**Extracted data**
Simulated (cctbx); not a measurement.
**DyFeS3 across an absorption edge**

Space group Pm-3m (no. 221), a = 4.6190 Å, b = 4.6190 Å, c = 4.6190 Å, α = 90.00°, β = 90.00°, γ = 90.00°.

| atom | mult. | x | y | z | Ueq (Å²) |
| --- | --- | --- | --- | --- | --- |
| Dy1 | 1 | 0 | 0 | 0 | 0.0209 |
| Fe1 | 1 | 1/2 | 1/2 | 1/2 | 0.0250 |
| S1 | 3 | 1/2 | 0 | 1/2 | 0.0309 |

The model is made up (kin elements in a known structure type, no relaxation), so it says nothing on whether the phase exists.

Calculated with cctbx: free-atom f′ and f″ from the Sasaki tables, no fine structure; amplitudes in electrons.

**Required action**
One stretch of the lines above is wanted, from the line that contains "1/2 | 0.0250 |" through the line that contains "The model is". Output it exactly.

**Written reply**
| Fe1 | 1 | 1/2 | 1/2 | 1/2 | 0.0250 |
| S1 | 3 | 1/2 | 0 | 1/2 | 0.0309 |

The model is made up (kin elements in a known structure type, no relaxation), so it says nothing on whether the phase exists.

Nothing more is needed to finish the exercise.